## Data listing
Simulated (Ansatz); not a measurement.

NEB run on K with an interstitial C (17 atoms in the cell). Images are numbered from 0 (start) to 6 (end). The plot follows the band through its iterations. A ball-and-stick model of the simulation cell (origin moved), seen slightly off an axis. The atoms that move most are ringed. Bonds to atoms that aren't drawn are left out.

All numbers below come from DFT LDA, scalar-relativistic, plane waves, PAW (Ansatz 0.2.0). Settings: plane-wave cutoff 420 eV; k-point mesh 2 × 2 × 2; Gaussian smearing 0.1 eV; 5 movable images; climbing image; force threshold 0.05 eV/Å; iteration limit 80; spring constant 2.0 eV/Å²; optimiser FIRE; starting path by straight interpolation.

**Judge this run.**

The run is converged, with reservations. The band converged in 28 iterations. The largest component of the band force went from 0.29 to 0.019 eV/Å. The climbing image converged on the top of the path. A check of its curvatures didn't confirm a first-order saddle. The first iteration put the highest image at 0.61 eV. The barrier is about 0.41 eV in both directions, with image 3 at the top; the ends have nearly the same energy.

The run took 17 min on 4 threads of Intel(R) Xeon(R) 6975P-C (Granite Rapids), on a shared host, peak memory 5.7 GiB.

## Work task
Beginning at the line with "NEB run on K" and stopping after the line with "The run is converged, with", please write out every line of the data above exactly and nothing else.

## Task solution
NEB run on K with an interstitial C (17 atoms in the cell). Images are numbered from 0 (start) to 6 (end). The plot follows the band through its iterations. A ball-and-stick model of the simulation cell (origin moved), seen slightly off an axis. The atoms that move most are ringed. Bonds to atoms that aren't drawn are left out.

All numbers below come from DFT LDA, scalar-relativistic, plane waves, PAW (Ansatz 0.2.0). Settings: plane-wave cutoff 420 eV; k-point mesh 2 × 2 × 2; Gaussian smearing 0.1 eV; 5 movable images; climbing image; force threshold 0.05 eV/Å; iteration limit 80; spring constant 2.0 eV/Å²; optimiser FIRE; starting path by straight interpolation.

**Judge this run.**

The run is converged, with reservations. The band converged in 28 iterations. The largest component of the band force went from 0.29 to 0.019 eV/Å. The climbing image converged on the top of the path. A check of its curvatures didn't confirm a first-order saddle. The first iteration put the highest image at 0.61 eV. The barrier is about 0.41 eV in both directions, with image 3 at the top; the ends have nearly the same energy.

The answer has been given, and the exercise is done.